- [Information given]:
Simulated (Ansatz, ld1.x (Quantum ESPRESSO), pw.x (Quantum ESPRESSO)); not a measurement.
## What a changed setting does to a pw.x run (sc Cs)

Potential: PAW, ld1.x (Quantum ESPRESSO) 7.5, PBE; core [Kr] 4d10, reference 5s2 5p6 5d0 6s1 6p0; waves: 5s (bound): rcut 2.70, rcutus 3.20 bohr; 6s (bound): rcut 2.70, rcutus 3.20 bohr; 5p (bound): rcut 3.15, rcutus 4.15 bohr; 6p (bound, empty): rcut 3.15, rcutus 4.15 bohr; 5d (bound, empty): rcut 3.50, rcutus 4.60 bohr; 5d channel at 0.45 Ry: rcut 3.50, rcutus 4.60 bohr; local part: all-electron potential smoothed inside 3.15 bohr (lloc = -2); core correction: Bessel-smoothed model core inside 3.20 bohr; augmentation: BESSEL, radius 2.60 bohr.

- [Assigned task]:
From the top of the material above, print every line exactly, ending with the line that holds "## What a changed".

- [Response area]:
Simulated (Ansatz, ld1.x (Quantum ESPRESSO), pw.x (Quantum ESPRESSO)); not a measurement.
## What a changed setting does to a pw.x run (sc Cs)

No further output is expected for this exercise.